ASSIGNED TASK
Exact copies of all the records below should be returned.

[EXTRACTED MATERIAL — start]

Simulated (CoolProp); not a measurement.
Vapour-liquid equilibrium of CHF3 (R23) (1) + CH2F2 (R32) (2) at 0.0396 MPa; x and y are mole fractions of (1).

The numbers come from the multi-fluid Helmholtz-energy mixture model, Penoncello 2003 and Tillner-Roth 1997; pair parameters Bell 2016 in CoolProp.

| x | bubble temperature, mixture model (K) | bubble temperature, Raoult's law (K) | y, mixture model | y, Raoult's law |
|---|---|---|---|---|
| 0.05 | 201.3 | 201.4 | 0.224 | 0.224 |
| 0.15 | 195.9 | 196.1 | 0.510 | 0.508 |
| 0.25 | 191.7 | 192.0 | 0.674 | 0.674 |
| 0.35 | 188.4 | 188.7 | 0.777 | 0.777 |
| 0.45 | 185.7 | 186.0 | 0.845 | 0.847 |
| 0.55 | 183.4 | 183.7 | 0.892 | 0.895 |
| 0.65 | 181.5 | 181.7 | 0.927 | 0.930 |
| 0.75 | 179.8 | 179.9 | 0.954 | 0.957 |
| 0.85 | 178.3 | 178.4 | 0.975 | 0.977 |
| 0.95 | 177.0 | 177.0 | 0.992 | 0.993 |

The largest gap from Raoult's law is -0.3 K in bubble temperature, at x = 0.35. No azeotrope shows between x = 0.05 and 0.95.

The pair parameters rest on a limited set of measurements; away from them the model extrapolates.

[EXTRACTED MATERIAL — finish]

EXERCISE RESPONSE
Simulated (CoolProp); not a measurement.
Vapour-liquid equilibrium of CHF3 (R23) (1) + CH2F2 (R32) (2) at 0.0396 MPa; x and y are mole fractions of (1).

The numbers come from the multi-fluid Helmholtz-energy mixture model, Penoncello 2003 and Tillner-Roth 1997; pair parameters Bell 2016 in CoolProp.

| x | bubble temperature, mixture model (K) | bubble temperature, Raoult's law (K) | y, mixture model | y, Raoult's law |
|---|---|---|---|---|
| 0.05 | 201.3 | 201.4 | 0.224 | 0.224 |
| 0.15 | 195.9 | 196.1 | 0.510 | 0.508 |
| 0.25 | 191.7 | 192.0 | 0.674 | 0.674 |
| 0.35 | 188.4 | 188.7 | 0.777 | 0.777 |
| 0.45 | 185.7 | 186.0 | 0.845 | 0.847 |
| 0.55 | 183.4 | 183.7 | 0.892 | 0.895 |
| 0.65 | 181.5 | 181.7 | 0.927 | 0.930 |
| 0.75 | 179.8 | 179.9 | 0.954 | 0.957 |
| 0.85 | 178.3 | 178.4 | 0.975 | 0.977 |
| 0.95 | 177.0 | 177.0 | 0.992 | 0.993 |

The largest gap from Raoult's law is -0.3 K in bubble temperature, at x = 0.35. No azeotrope shows between x = 0.05 and 0.95.

The pair parameters rest on a limited set of measurements; away from them the model extrapolates.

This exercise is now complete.